## Source information
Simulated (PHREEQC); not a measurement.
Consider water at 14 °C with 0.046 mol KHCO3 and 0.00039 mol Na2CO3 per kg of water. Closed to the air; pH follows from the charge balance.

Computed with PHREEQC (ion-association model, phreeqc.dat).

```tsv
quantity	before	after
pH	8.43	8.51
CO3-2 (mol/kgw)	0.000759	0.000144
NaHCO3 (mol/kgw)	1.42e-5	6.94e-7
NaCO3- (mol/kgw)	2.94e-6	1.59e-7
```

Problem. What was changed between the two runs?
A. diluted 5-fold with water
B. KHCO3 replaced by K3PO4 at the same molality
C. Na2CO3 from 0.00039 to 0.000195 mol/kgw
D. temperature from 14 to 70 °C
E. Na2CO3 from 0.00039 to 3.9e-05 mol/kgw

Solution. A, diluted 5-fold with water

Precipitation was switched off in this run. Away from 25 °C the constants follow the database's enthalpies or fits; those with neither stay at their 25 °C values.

## Work order
Emit, unaltered, the lines from the top of the listing down through the line that holds "Solution. A, diluted 5-fold with water"; emit nothing else.

## Response box
Simulated (PHREEQC); not a measurement.
Consider water at 14 °C with 0.046 mol KHCO3 and 0.00039 mol Na2CO3 per kg of water. Closed to the air; pH follows from the charge balance.

Computed with PHREEQC (ion-association model, phreeqc.dat).

```tsv
quantity	before	after
pH	8.43	8.51
CO3-2 (mol/kgw)	0.000759	0.000144
NaHCO3 (mol/kgw)	1.42e-5	6.94e-7
NaCO3- (mol/kgw)	2.94e-6	1.59e-7
```

Problem. What was changed between the two runs?
A. diluted 5-fold with water
B. KHCO3 replaced by K3PO4 at the same molality
C. Na2CO3 from 0.00039 to 0.000195 mol/kgw
D. temperature from 14 to 70 °C
E. Na2CO3 from 0.00039 to 3.9e-05 mol/kgw

Solution. A, diluted 5-fold with water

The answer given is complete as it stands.